EXTRACTED INFORMATION:
• • •

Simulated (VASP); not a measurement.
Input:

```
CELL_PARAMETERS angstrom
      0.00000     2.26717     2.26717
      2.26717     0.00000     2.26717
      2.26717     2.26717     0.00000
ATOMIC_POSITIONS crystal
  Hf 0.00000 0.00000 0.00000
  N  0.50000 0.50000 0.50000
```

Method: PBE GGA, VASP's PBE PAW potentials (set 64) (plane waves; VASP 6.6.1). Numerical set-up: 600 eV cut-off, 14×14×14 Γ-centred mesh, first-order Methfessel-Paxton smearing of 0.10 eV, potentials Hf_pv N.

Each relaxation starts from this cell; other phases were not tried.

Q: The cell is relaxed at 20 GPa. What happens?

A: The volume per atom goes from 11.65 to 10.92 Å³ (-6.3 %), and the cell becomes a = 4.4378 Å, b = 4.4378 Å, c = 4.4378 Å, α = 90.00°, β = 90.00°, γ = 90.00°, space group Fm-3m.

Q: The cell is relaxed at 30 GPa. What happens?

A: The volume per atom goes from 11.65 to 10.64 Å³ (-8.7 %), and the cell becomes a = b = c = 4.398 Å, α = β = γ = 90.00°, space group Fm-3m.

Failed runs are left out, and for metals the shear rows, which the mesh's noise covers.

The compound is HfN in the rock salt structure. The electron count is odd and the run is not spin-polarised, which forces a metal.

• • •

REQUIRED ACTION: Set down each line of the material verbatim, from the first line through the line that contains "Failed runs are".

ANSWER AREA:
Simulated (VASP); not a measurement.
Input:

```
CELL_PARAMETERS angstrom
      0.00000     2.26717     2.26717
      2.26717     0.00000     2.26717
      2.26717     2.26717     0.00000
ATOMIC_POSITIONS crystal
  Hf 0.00000 0.00000 0.00000
  N  0.50000 0.50000 0.50000
```

Method: PBE GGA, VASP's PBE PAW potentials (set 64) (plane waves; VASP 6.6.1). Numerical set-up: 600 eV cut-off, 14×14×14 Γ-centred mesh, first-order Methfessel-Paxton smearing of 0.10 eV, potentials Hf_pv N.

Each relaxation starts from this cell; other phases were not tried.

Q: The cell is relaxed at 20 GPa. What happens?

A: The volume per atom goes from 11.65 to 10.92 Å³ (-6.3 %), and the cell becomes a = 4.4378 Å, b = 4.4378 Å, c = 4.4378 Å, α = 90.00°, β = 90.00°, γ = 90.00°, space group Fm-3m.

Q: The cell is relaxed at 30 GPa. What happens?

A: The volume per atom goes from 11.65 to 10.64 Å³ (-8.7 %), and the cell becomes a = b = c = 4.398 Å, α = β = γ = 90.00°, space group Fm-3m.

Failed runs are left out, and for metals the shear rows, which the mesh's noise covers.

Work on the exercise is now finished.